= Input data =
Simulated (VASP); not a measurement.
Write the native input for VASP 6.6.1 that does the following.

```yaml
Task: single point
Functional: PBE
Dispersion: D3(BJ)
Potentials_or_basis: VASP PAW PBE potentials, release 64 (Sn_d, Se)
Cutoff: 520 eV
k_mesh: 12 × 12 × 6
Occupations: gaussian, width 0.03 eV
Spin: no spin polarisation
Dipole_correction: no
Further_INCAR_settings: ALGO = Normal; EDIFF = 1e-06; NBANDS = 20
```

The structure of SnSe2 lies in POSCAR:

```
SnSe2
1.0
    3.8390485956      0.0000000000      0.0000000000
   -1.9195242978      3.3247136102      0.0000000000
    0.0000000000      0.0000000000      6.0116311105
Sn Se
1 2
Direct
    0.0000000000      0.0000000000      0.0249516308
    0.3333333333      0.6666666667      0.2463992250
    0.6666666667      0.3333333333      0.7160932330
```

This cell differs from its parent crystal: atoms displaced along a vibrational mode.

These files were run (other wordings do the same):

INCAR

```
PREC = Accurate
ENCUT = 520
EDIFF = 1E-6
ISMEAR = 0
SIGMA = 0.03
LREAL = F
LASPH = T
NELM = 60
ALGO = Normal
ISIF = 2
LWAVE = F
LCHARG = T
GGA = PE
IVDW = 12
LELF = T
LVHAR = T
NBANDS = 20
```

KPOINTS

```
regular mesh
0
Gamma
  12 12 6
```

= Assigned task =
Would you please write out, exactly and with no other lines, the stretch of the listing above from the line containing "The structure of" through the line containing "This cell differs"?

= Exercise output =
The structure of SnSe2 lies in POSCAR:

```
SnSe2
1.0
    3.8390485956      0.0000000000      0.0000000000
   -1.9195242978      3.3247136102      0.0000000000
    0.0000000000      0.0000000000      6.0116311105
Sn Se
1 2
Direct
    0.0000000000      0.0000000000      0.0249516308
    0.3333333333      0.6666666667      0.2463992250
    0.6666666667      0.3333333333      0.7160932330
```

This cell differs from its parent crystal: atoms displaced along a vibrational mode.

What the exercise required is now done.